■ ■ ■

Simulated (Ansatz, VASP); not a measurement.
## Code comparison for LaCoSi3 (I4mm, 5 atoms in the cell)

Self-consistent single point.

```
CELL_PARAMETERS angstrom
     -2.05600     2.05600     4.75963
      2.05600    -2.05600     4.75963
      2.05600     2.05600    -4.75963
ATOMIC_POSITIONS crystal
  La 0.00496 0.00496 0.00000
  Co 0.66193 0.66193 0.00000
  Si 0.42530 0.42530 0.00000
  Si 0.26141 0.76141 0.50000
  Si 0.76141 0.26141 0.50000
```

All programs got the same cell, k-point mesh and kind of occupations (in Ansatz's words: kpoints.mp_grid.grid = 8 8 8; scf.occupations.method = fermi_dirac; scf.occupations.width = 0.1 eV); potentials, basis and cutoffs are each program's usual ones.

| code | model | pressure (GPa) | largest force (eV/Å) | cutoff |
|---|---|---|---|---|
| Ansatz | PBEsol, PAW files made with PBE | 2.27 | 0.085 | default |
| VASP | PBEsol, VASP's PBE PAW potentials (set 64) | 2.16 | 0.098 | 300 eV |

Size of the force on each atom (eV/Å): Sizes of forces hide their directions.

■ ■ ■

Work item >> From the records above, print exactly the lines that run from the line with "(eV/Å) | cutoff |" to the line with "0.098 | 300 eV |", inclusive.

Task answer >>
| code | model | pressure (GPa) | largest force (eV/Å) | cutoff |
|---|---|---|---|---|
| Ansatz | PBEsol, PAW files made with PBE | 2.27 | 0.085 | default |
| VASP | PBEsol, VASP's PBE PAW potentials (set 64) | 2.16 | 0.098 | 300 eV |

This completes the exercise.